■ **Material supplied**
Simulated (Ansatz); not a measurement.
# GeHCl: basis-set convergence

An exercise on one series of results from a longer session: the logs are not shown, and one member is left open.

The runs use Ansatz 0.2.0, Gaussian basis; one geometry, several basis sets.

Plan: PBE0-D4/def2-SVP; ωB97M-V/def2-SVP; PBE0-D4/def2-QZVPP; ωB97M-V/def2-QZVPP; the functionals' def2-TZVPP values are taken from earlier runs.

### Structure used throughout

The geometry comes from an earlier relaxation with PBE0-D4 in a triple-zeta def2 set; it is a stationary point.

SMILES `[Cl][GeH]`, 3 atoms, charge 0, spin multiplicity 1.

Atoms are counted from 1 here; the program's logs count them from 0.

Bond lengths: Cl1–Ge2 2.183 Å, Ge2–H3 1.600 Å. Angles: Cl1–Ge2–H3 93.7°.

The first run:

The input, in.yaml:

■ **Task item**
Repeat the listing above word for word, with no line missing.

■ **Exercise answer**
Simulated (Ansatz); not a measurement.
# GeHCl: basis-set convergence

An exercise on one series of results from a longer session: the logs are not shown, and one member is left open.

The runs use Ansatz 0.2.0, Gaussian basis; one geometry, several basis sets.

Plan: PBE0-D4/def2-SVP; ωB97M-V/def2-SVP; PBE0-D4/def2-QZVPP; ωB97M-V/def2-QZVPP; the functionals' def2-TZVPP values are taken from earlier runs.

### Structure used throughout

The geometry comes from an earlier relaxation with PBE0-D4 in a triple-zeta def2 set; it is a stationary point.

SMILES `[Cl][GeH]`, 3 atoms, charge 0, spin multiplicity 1.

Atoms are counted from 1 here; the program's logs count them from 0.

Bond lengths: Cl1–Ge2 2.183 Å, Ge2–H3 1.600 Å. Angles: Cl1–Ge2–H3 93.7°.

The first run:

The input, in.yaml:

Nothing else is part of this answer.